__WORK ORDER__: For this exercise, transcribe all of the entries exactly.

INFORMATION SUPPLIED Block Start

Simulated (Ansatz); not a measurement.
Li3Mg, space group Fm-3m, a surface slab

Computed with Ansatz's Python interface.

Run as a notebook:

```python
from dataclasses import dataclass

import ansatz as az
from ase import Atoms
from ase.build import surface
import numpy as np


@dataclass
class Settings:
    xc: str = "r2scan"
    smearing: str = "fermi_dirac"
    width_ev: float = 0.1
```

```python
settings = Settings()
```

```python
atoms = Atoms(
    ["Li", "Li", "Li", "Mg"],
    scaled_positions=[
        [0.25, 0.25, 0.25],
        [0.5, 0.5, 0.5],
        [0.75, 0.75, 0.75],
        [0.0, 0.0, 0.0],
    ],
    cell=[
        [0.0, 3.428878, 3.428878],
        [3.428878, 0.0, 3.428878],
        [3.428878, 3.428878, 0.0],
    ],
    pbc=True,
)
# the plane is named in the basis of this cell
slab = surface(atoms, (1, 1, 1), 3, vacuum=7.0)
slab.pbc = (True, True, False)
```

INFORMATION SUPPLIED Block End

__EXERCISE ANSWER__:
Simulated (Ansatz); not a measurement.
Li3Mg, space group Fm-3m, a surface slab

Computed with Ansatz's Python interface.

Run as a notebook:

```python
from dataclasses import dataclass

import ansatz as az
from ase import Atoms
from ase.build import surface
import numpy as np


@dataclass
class Settings:
    xc: str = "r2scan"
    smearing: str = "fermi_dirac"
    width_ev: float = 0.1
```

```python
settings = Settings()
```

```python
atoms = Atoms(
    ["Li", "Li", "Li", "Mg"],
    scaled_positions=[
        [0.25, 0.25, 0.25],
        [0.5, 0.5, 0.5],
        [0.75, 0.75, 0.75],
        [0.0, 0.0, 0.0],
    ],
    cell=[
        [0.0, 3.428878, 3.428878],
        [3.428878, 0.0, 3.428878],
        [3.428878, 3.428878, 0.0],
    ],
    pbc=True,
)
# the plane is named in the basis of this cell
slab = surface(atoms, (1, 1, 1), 3, vacuum=7.0)
slab.pbc = (True, True, False)
```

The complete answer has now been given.